• Exercise: All of the records must be given again exactly.

• Provided information:
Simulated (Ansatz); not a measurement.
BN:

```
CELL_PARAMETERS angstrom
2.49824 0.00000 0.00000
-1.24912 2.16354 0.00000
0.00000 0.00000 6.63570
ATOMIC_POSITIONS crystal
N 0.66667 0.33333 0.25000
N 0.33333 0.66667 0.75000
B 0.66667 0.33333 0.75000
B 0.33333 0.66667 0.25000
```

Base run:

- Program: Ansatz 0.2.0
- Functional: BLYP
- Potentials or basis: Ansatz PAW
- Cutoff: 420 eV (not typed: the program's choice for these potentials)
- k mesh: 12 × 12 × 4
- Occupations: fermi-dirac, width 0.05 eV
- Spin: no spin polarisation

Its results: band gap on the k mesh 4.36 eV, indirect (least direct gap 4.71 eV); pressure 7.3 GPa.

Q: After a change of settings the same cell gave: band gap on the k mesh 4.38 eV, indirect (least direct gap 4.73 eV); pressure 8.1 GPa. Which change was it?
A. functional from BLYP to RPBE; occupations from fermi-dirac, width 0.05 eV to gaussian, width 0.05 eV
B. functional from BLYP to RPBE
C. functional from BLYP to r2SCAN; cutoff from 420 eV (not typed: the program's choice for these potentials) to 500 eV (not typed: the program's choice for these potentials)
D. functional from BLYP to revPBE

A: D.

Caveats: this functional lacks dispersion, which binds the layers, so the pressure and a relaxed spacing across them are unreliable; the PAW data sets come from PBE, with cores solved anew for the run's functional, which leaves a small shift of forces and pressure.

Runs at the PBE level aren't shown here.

• Answer area:
Simulated (Ansatz); not a measurement.
BN:

```
CELL_PARAMETERS angstrom
2.49824 0.00000 0.00000
-1.24912 2.16354 0.00000
0.00000 0.00000 6.63570
ATOMIC_POSITIONS crystal
N 0.66667 0.33333 0.25000
N 0.33333 0.66667 0.75000
B 0.66667 0.33333 0.75000
B 0.33333 0.66667 0.25000
```

Base run:

- Program: Ansatz 0.2.0
- Functional: BLYP
- Potentials or basis: Ansatz PAW
- Cutoff: 420 eV (not typed: the program's choice for these potentials)
- k mesh: 12 × 12 × 4
- Occupations: fermi-dirac, width 0.05 eV
- Spin: no spin polarisation

Its results: band gap on the k mesh 4.36 eV, indirect (least direct gap 4.71 eV); pressure 7.3 GPa.

Q: After a change of settings the same cell gave: band gap on the k mesh 4.38 eV, indirect (least direct gap 4.73 eV); pressure 8.1 GPa. Which change was it?
A. functional from BLYP to RPBE; occupations from fermi-dirac, width 0.05 eV to gaussian, width 0.05 eV
B. functional from BLYP to RPBE
C. functional from BLYP to r2SCAN; cutoff from 420 eV (not typed: the program's choice for these potentials) to 500 eV (not typed: the program's choice for these potentials)
D. functional from BLYP to revPBE

A: D.

Caveats: this functional lacks dispersion, which binds the layers, so the pressure and a relaxed spacing across them are unreliable; the PAW data sets come from PBE, with cores solved anew for the run's functional, which leaves a small shift of forces and pressure.

Runs at the PBE level aren't shown here.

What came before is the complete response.